Assigned task —
Repeat, please, only the lines from the top of the data down to the line with "on C: 207 kHz"; include both of those lines.

==== Entries shown
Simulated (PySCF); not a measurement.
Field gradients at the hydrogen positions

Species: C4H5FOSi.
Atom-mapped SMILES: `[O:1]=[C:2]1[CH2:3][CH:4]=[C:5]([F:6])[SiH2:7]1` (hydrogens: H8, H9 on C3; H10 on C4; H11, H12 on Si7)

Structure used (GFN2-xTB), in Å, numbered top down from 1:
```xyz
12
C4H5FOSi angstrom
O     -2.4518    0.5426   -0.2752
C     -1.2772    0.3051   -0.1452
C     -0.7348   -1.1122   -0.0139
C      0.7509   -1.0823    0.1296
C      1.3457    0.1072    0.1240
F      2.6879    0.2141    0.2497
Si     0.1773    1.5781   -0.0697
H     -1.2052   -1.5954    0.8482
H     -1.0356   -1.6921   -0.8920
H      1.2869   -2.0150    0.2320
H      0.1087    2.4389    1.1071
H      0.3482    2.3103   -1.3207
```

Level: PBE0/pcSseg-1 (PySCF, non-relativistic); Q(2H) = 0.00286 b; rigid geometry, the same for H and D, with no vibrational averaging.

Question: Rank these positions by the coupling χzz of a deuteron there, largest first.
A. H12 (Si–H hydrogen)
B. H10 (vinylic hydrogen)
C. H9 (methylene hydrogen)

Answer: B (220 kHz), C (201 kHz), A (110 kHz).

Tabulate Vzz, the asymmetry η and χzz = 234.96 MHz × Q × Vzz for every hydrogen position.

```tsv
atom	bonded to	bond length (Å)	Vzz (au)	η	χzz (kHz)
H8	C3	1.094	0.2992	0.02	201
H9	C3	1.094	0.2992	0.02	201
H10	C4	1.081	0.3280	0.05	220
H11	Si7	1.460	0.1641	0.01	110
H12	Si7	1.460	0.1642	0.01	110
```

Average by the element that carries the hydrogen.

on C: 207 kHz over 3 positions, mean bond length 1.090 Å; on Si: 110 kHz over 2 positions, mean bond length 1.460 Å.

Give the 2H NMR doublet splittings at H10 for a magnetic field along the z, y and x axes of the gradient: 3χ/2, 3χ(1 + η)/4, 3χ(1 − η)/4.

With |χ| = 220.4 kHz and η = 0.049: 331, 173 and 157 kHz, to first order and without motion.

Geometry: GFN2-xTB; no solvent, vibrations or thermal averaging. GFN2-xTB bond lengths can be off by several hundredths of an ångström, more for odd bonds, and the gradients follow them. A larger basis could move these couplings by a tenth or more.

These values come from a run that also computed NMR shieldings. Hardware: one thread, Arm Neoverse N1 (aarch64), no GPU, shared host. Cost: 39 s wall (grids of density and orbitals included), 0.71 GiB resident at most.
========

Answer box —
Simulated (PySCF); not a measurement.
Field gradients at the hydrogen positions

Species: C4H5FOSi.
Atom-mapped SMILES: `[O:1]=[C:2]1[CH2:3][CH:4]=[C:5]([F:6])[SiH2:7]1` (hydrogens: H8, H9 on C3; H10 on C4; H11, H12 on Si7)

Structure used (GFN2-xTB), in Å, numbered top down from 1:
```xyz
12
C4H5FOSi angstrom
O     -2.4518    0.5426   -0.2752
C     -1.2772    0.3051   -0.1452
C     -0.7348   -1.1122   -0.0139
C      0.7509   -1.0823    0.1296
C      1.3457    0.1072    0.1240
F      2.6879    0.2141    0.2497
Si     0.1773    1.5781   -0.0697
H     -1.2052   -1.5954    0.8482
H     -1.0356   -1.6921   -0.8920
H      1.2869   -2.0150    0.2320
H      0.1087    2.4389    1.1071
H      0.3482    2.3103   -1.3207
```

Level: PBE0/pcSseg-1 (PySCF, non-relativistic); Q(2H) = 0.00286 b; rigid geometry, the same for H and D, with no vibrational averaging.

Question: Rank these positions by the coupling χzz of a deuteron there, largest first.
A. H12 (Si–H hydrogen)
B. H10 (vinylic hydrogen)
C. H9 (methylene hydrogen)

Answer: B (220 kHz), C (201 kHz), A (110 kHz).

Tabulate Vzz, the asymmetry η and χzz = 234.96 MHz × Q × Vzz for every hydrogen position.

```tsv
atom	bonded to	bond length (Å)	Vzz (au)	η	χzz (kHz)
H8	C3	1.094	0.2992	0.02	201
H9	C3	1.094	0.2992	0.02	201
H10	C4	1.081	0.3280	0.05	220
H11	Si7	1.460	0.1641	0.01	110
H12	Si7	1.460	0.1642	0.01	110
```

Average by the element that carries the hydrogen.

on C: 207 kHz over 3 positions, mean bond length 1.090 Å; on Si: 110 kHz over 2 positions, mean bond length 1.460 Å.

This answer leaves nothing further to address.